-------

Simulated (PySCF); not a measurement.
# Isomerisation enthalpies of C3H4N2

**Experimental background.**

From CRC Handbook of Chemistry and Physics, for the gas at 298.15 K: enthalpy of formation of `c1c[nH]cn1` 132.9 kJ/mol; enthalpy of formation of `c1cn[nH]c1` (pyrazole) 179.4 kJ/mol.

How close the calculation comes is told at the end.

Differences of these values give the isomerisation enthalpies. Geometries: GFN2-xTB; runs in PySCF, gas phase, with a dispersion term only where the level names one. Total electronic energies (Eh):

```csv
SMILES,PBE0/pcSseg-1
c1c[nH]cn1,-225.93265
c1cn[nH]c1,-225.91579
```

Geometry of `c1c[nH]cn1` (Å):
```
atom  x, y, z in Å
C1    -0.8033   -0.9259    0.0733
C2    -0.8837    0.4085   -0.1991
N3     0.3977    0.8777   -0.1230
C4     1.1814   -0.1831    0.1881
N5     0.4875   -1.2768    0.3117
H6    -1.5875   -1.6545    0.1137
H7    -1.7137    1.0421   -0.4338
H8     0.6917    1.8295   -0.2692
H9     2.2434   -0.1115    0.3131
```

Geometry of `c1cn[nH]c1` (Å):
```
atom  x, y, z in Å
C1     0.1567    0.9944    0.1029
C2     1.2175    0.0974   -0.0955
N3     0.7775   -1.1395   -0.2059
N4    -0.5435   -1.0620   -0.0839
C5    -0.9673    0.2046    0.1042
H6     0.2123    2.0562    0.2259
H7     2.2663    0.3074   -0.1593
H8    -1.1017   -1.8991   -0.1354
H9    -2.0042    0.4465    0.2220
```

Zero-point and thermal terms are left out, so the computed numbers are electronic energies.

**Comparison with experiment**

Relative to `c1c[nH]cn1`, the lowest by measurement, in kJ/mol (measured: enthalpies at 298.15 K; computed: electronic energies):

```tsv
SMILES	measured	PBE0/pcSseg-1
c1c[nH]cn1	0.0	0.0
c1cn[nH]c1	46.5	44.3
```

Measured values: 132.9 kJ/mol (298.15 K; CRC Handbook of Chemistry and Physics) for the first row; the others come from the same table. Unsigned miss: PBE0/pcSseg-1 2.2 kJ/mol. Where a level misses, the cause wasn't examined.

-------

Assignment: The first line of the records begins the span, and the line containing "How close the" ends it. Reproduce that span exactly, both ends included.

Task result:
Simulated (PySCF); not a measurement.
# Isomerisation enthalpies of C3H4N2

**Experimental background.**

From CRC Handbook of Chemistry and Physics, for the gas at 298.15 K: enthalpy of formation of `c1c[nH]cn1` 132.9 kJ/mol; enthalpy of formation of `c1cn[nH]c1` (pyrazole) 179.4 kJ/mol.

How close the calculation comes is told at the end.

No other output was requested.